▶ _Supplied data_
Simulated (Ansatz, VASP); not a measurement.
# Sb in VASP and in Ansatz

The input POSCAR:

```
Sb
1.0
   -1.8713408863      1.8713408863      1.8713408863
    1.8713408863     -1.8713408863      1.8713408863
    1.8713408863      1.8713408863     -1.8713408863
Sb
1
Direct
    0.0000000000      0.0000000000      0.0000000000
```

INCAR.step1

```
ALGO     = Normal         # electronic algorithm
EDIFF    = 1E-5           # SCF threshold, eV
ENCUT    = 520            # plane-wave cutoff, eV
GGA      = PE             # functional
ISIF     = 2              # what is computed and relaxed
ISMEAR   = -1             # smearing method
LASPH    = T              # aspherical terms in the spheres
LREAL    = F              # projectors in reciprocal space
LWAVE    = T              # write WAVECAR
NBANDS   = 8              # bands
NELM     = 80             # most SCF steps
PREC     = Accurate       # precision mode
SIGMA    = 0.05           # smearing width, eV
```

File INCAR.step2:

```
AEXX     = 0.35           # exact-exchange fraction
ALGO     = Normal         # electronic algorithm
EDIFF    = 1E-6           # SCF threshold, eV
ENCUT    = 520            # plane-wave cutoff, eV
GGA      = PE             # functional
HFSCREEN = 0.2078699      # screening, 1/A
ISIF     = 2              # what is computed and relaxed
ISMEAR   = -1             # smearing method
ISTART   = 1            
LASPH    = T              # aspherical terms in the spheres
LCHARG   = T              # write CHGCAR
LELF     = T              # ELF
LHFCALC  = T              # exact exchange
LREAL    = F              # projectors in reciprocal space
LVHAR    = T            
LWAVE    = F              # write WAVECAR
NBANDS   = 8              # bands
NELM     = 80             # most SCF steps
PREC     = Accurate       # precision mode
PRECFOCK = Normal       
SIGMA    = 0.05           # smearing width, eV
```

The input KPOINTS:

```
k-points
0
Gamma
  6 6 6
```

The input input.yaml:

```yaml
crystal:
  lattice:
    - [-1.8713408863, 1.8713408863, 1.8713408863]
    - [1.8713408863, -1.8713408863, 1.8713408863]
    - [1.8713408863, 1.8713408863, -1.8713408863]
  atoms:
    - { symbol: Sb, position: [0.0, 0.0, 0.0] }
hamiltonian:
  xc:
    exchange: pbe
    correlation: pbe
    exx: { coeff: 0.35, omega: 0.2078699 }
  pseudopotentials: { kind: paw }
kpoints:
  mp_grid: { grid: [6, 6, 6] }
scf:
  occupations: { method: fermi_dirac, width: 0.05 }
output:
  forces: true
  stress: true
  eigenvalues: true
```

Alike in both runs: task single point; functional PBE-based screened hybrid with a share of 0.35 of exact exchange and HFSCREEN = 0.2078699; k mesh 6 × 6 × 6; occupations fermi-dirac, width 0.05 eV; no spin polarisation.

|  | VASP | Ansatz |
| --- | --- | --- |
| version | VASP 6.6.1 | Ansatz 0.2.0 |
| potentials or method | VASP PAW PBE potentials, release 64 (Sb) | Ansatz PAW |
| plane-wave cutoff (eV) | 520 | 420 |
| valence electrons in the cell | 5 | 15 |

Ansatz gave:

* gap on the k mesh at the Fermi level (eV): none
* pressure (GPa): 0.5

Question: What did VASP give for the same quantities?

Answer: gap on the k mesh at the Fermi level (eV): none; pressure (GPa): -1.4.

▶ _Brief_
Once you find the line with "Alike in both" above, print it and every line after it up to and including the line with "Ansatz PAW |", exactly as written and nothing else.

▶ _Answer box_
Alike in both runs: task single point; functional PBE-based screened hybrid with a share of 0.35 of exact exchange and HFSCREEN = 0.2078699; k mesh 6 × 6 × 6; occupations fermi-dirac, width 0.05 eV; no spin polarisation.

|  | VASP | Ansatz |
| --- | --- | --- |
| version | VASP 6.6.1 | Ansatz 0.2.0 |
| potentials or method | VASP PAW PBE potentials, release 64 (Sb) | Ansatz PAW |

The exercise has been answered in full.